*** Block opens ***

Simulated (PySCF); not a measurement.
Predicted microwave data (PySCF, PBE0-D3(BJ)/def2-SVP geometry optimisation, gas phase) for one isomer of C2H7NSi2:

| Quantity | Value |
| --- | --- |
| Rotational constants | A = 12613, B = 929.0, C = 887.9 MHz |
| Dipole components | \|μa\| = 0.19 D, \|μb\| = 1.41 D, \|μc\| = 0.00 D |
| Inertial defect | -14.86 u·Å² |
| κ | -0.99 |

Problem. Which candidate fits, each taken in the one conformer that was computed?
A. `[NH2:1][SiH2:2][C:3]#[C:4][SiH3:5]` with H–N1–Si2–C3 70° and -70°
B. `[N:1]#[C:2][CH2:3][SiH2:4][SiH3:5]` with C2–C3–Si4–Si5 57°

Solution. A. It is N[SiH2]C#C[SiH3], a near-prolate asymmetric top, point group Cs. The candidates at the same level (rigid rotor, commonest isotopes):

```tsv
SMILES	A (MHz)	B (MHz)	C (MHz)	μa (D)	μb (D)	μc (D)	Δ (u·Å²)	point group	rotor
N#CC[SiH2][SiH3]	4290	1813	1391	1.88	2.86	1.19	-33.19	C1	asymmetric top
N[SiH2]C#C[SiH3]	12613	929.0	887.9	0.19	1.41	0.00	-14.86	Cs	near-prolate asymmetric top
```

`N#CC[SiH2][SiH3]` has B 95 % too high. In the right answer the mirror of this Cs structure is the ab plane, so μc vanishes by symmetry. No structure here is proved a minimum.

*** Block closes ***

Brief
Your answer must be the lines from the first line of the entries above through the line that contains "Problem. Which candidate", written out exactly.

Written reply
Simulated (PySCF); not a measurement.
Predicted microwave data (PySCF, PBE0-D3(BJ)/def2-SVP geometry optimisation, gas phase) for one isomer of C2H7NSi2:

| Quantity | Value |
| --- | --- |
| Rotational constants | A = 12613, B = 929.0, C = 887.9 MHz |
| Dipole components | \|μa\| = 0.19 D, \|μb\| = 1.41 D, \|μc\| = 0.00 D |
| Inertial defect | -14.86 u·Å² |
| κ | -0.99 |

Problem. Which candidate fits, each taken in the one conformer that was computed?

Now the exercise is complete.